# [Supplied records]
__________________________________________________
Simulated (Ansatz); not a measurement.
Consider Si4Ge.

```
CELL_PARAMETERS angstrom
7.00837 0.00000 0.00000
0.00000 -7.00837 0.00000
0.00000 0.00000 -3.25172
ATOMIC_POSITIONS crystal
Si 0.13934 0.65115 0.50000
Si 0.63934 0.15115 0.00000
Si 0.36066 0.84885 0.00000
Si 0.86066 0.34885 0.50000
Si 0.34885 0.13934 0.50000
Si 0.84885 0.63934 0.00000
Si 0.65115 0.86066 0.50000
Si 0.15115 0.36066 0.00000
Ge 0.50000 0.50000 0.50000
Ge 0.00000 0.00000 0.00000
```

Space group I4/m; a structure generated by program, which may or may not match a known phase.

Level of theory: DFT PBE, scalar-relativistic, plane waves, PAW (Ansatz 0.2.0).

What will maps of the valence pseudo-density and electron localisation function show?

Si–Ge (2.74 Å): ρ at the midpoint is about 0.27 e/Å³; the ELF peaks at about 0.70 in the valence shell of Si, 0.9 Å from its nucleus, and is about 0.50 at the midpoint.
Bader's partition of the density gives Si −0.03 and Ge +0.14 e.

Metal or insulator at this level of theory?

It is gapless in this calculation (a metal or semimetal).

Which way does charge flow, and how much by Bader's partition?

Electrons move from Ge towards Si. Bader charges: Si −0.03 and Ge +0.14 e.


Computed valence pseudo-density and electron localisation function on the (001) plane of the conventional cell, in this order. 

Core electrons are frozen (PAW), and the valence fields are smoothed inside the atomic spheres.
__________________________________________________

# [Action item]
Where the line with "Electrons move from" ends, your copy should end too; please return exactly the lines from the first line of the data through it.

# [Your solution]
Simulated (Ansatz); not a measurement.
Consider Si4Ge.

```
CELL_PARAMETERS angstrom
7.00837 0.00000 0.00000
0.00000 -7.00837 0.00000
0.00000 0.00000 -3.25172
ATOMIC_POSITIONS crystal
Si 0.13934 0.65115 0.50000
Si 0.63934 0.15115 0.00000
Si 0.36066 0.84885 0.00000
Si 0.86066 0.34885 0.50000
Si 0.34885 0.13934 0.50000
Si 0.84885 0.63934 0.00000
Si 0.65115 0.86066 0.50000
Si 0.15115 0.36066 0.00000
Ge 0.50000 0.50000 0.50000
Ge 0.00000 0.00000 0.00000
```

Space group I4/m; a structure generated by program, which may or may not match a known phase.

Level of theory: DFT PBE, scalar-relativistic, plane waves, PAW (Ansatz 0.2.0).

What will maps of the valence pseudo-density and electron localisation function show?

Si–Ge (2.74 Å): ρ at the midpoint is about 0.27 e/Å³; the ELF peaks at about 0.70 in the valence shell of Si, 0.9 Å from its nucleus, and is about 0.50 at the midpoint.
Bader's partition of the density gives Si −0.03 and Ge +0.14 e.

Metal or insulator at this level of theory?

It is gapless in this calculation (a metal or semimetal).

Which way does charge flow, and how much by Bader's partition?

Electrons move from Ge towards Si. Bader charges: Si −0.03 and Ge +0.14 e.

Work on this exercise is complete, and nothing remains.